** Activity **
Look below for the line holding "2.04 | 3.56 |" and the line holding "1.11 | 0.90 |". Repeat those two and everything between, exactly.

____ Recorded information

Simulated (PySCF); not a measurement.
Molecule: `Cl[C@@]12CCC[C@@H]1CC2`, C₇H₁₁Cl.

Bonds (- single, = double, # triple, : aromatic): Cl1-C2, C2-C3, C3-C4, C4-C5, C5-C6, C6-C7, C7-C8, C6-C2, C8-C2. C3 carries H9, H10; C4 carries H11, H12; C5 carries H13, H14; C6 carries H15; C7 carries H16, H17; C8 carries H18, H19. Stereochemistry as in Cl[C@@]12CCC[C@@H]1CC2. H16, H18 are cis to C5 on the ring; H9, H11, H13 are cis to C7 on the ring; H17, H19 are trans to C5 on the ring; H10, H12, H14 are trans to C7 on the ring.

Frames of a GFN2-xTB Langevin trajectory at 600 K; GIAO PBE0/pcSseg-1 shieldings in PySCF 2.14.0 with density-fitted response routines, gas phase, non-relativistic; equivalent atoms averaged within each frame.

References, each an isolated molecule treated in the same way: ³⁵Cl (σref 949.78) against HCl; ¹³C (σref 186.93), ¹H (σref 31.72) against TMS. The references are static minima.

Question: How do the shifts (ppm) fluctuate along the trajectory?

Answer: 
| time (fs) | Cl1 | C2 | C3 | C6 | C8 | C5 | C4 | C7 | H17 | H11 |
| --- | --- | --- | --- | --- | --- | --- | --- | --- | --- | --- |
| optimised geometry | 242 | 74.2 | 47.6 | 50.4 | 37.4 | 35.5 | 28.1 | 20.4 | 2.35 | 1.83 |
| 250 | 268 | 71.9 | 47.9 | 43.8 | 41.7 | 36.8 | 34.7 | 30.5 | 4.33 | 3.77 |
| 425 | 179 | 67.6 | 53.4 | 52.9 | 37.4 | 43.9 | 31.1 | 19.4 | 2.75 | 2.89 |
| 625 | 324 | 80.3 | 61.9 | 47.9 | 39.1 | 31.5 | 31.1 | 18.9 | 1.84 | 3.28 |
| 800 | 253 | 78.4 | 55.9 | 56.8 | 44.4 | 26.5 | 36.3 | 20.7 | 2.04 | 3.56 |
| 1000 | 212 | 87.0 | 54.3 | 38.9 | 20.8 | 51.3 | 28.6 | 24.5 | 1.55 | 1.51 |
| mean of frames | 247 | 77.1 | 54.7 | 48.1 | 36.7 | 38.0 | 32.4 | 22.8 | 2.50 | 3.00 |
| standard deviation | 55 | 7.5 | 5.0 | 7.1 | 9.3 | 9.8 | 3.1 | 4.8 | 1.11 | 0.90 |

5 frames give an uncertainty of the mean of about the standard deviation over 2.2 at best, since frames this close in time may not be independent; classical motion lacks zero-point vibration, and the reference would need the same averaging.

________

** Answer area **
| 800 | 253 | 78.4 | 55.9 | 56.8 | 44.4 | 26.5 | 36.3 | 20.7 | 2.04 | 3.56 |
| 1000 | 212 | 87.0 | 54.3 | 38.9 | 20.8 | 51.3 | 28.6 | 24.5 | 1.55 | 1.51 |
| mean of frames | 247 | 77.1 | 54.7 | 48.1 | 36.7 | 38.0 | 32.4 | 22.8 | 2.50 | 3.00 |
| standard deviation | 55 | 7.5 | 5.0 | 7.1 | 9.3 | 9.8 | 3.1 | 4.8 | 1.11 | 0.90 |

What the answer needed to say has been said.